> **Work order**:
When you output the entries, begin with the first line and end with the line containing "Worked calculation: Hueckel", keeping each line exactly as it is.

::::::::
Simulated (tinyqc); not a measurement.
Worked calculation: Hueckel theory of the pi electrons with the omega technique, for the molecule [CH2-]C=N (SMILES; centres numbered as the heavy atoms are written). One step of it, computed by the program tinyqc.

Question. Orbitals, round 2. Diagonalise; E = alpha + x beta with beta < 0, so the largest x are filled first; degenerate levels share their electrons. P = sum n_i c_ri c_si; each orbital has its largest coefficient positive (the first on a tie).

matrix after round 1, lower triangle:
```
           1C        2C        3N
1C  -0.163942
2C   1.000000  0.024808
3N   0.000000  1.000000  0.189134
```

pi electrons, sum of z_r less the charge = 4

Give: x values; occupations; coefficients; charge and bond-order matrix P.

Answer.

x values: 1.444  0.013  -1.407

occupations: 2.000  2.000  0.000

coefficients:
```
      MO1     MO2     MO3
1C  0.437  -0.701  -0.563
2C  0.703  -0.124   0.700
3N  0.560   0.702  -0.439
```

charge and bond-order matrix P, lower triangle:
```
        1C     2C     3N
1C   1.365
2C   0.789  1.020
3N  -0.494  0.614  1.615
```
::::::::

> **Exercise response**:
Simulated (tinyqc); not a measurement.
Worked calculation: Hueckel theory of the pi electrons with the omega technique, for the molecule [CH2-]C=N (SMILES; centres numbered as the heavy atoms are written). One step of it, computed by the program tinyqc.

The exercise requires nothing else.